**WORK TASK:**
When every entry has been read, print each one back exactly.

**DATASET CONTENT:**
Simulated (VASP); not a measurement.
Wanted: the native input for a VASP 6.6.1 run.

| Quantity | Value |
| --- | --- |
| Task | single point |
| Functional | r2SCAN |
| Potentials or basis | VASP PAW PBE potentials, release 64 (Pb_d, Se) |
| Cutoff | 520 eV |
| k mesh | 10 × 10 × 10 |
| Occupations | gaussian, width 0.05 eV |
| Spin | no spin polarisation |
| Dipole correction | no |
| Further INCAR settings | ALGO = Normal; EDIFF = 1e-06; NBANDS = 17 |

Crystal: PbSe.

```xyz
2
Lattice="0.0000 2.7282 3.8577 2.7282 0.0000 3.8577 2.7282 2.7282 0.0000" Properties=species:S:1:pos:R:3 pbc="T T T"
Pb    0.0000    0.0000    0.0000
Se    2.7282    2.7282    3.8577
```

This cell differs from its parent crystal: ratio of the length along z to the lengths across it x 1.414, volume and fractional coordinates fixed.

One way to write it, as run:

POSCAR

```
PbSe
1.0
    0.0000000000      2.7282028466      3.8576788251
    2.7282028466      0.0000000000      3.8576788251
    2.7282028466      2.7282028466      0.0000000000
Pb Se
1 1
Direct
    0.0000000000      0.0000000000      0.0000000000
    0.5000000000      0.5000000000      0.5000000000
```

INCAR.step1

**RESPONSE AREA:**
Simulated (VASP); not a measurement.
Wanted: the native input for a VASP 6.6.1 run.

| Quantity | Value |
| --- | --- |
| Task | single point |
| Functional | r2SCAN |
| Potentials or basis | VASP PAW PBE potentials, release 64 (Pb_d, Se) |
| Cutoff | 520 eV |
| k mesh | 10 × 10 × 10 |
| Occupations | gaussian, width 0.05 eV |
| Spin | no spin polarisation |
| Dipole correction | no |
| Further INCAR settings | ALGO = Normal; EDIFF = 1e-06; NBANDS = 17 |

Crystal: PbSe.

```xyz
2
Lattice="0.0000 2.7282 3.8577 2.7282 0.0000 3.8577 2.7282 2.7282 0.0000" Properties=species:S:1:pos:R:3 pbc="T T T"
Pb    0.0000    0.0000    0.0000
Se    2.7282    2.7282    3.8577
```

This cell differs from its parent crystal: ratio of the length along z to the lengths across it x 1.414, volume and fractional coordinates fixed.

One way to write it, as run:

POSCAR

```
PbSe
1.0
    0.0000000000      2.7282028466      3.8576788251
    2.7282028466      0.0000000000      3.8576788251
    2.7282028466      2.7282028466      0.0000000000
Pb Se
1 1
Direct
    0.0000000000      0.0000000000      0.0000000000
    0.5000000000      0.5000000000      0.5000000000
```

INCAR.step1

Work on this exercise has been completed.